»»

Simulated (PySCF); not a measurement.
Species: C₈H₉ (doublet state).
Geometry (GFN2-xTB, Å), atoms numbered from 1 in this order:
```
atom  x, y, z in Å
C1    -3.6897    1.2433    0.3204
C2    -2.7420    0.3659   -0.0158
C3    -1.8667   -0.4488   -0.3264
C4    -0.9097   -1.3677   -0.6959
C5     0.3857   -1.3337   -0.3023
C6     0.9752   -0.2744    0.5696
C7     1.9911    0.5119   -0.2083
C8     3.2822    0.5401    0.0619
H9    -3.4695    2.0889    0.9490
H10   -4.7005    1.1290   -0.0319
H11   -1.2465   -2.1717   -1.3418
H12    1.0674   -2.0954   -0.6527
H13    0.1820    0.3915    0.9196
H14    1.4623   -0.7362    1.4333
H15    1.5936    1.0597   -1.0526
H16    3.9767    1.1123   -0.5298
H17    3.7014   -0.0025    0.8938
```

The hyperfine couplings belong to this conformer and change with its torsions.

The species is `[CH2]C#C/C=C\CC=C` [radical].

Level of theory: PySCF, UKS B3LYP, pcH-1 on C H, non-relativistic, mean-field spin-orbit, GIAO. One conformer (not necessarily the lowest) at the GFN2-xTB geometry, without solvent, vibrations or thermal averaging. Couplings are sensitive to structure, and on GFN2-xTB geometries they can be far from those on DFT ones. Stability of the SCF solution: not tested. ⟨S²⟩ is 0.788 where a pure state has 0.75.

««

** Assignment **
Give back every entry exactly, with nothing left out.

** Answer area **
Simulated (PySCF); not a measurement.
Species: C₈H₉ (doublet state).
Geometry (GFN2-xTB, Å), atoms numbered from 1 in this order:
```
atom  x, y, z in Å
C1    -3.6897    1.2433    0.3204
C2    -2.7420    0.3659   -0.0158
C3    -1.8667   -0.4488   -0.3264
C4    -0.9097   -1.3677   -0.6959
C5     0.3857   -1.3337   -0.3023
C6     0.9752   -0.2744    0.5696
C7     1.9911    0.5119   -0.2083
C8     3.2822    0.5401    0.0619
H9    -3.4695    2.0889    0.9490
H10   -4.7005    1.1290   -0.0319
H11   -1.2465   -2.1717   -1.3418
H12    1.0674   -2.0954   -0.6527
H13    0.1820    0.3915    0.9196
H14    1.4623   -0.7362    1.4333
H15    1.5936    1.0597   -1.0526
H16    3.9767    1.1123   -0.5298
H17    3.7014   -0.0025    0.8938
```

The hyperfine couplings belong to this conformer and change with its torsions.

The species is `[CH2]C#C/C=C\CC=C` [radical].

Level of theory: PySCF, UKS B3LYP, pcH-1 on C H, non-relativistic, mean-field spin-orbit, GIAO. One conformer (not necessarily the lowest) at the GFN2-xTB geometry, without solvent, vibrations or thermal averaging. Couplings are sensitive to structure, and on GFN2-xTB geometries they can be far from those on DFT ones. Stability of the SCF solution: not tested. ⟨S²⟩ is 0.788 where a pure state has 0.75.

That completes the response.